• **SOURCE DATA**:
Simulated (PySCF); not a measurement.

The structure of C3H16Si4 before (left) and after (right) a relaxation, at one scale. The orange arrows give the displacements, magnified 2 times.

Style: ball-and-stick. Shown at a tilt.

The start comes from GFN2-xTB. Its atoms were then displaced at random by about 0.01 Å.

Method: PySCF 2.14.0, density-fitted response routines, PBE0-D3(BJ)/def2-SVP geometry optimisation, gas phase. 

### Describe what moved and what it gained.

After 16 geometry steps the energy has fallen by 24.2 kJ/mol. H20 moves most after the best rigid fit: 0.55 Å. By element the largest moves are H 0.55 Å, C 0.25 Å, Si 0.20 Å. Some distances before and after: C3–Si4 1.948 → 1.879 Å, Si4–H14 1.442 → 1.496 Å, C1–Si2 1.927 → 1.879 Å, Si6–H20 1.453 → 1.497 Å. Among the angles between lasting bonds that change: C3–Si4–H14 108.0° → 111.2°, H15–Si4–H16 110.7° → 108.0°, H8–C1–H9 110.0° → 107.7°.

• **REQUIRED ACTION**:
All of the material above needs to be copied exactly.

• **TASK RESPONSE**:
Simulated (PySCF); not a measurement.

The structure of C3H16Si4 before (left) and after (right) a relaxation, at one scale. The orange arrows give the displacements, magnified 2 times.

Style: ball-and-stick. Shown at a tilt.

The start comes from GFN2-xTB. Its atoms were then displaced at random by about 0.01 Å.

Method: PySCF 2.14.0, density-fitted response routines, PBE0-D3(BJ)/def2-SVP geometry optimisation, gas phase. 

### Describe what moved and what it gained.

After 16 geometry steps the energy has fallen by 24.2 kJ/mol. H20 moves most after the best rigid fit: 0.55 Å. By element the largest moves are H 0.55 Å, C 0.25 Å, Si 0.20 Å. Some distances before and after: C3–Si4 1.948 → 1.879 Å, Si4–H14 1.442 → 1.496 Å, C1–Si2 1.927 → 1.879 Å, Si6–H20 1.453 → 1.497 Å. Among the angles between lasting bonds that change: C3–Si4–H14 108.0° → 111.2°, H15–Si4–H16 110.7° → 108.0°, H8–C1–H9 110.0° → 107.7°.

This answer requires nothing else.